_ _ _ _ _ _ _

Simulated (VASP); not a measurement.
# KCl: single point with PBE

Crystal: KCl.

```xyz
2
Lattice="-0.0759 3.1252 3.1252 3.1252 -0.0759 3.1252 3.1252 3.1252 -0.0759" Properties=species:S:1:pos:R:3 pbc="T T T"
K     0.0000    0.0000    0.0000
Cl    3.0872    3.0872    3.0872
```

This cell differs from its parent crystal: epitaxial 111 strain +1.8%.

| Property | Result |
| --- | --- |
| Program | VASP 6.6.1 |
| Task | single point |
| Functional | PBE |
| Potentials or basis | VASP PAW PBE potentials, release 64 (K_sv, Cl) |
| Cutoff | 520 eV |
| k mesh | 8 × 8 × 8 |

_ _ _ _ _ _ _

* [Work instruction]
Transcribe the data above in full, exactly as it appears.

* [Answer box]
Simulated (VASP); not a measurement.
# KCl: single point with PBE

Crystal: KCl.

```xyz
2
Lattice="-0.0759 3.1252 3.1252 3.1252 -0.0759 3.1252 3.1252 3.1252 -0.0759" Properties=species:S:1:pos:R:3 pbc="T T T"
K     0.0000    0.0000    0.0000
Cl    3.0872    3.0872    3.0872
```

This cell differs from its parent crystal: epitaxial 111 strain +1.8%.

| Property | Result |
| --- | --- |
| Program | VASP 6.6.1 |
| Task | single point |
| Functional | PBE |
| Potentials or basis | VASP PAW PBE potentials, release 64 (K_sv, Cl) |
| Cutoff | 520 eV |
| k mesh | 8 × 8 × 8 |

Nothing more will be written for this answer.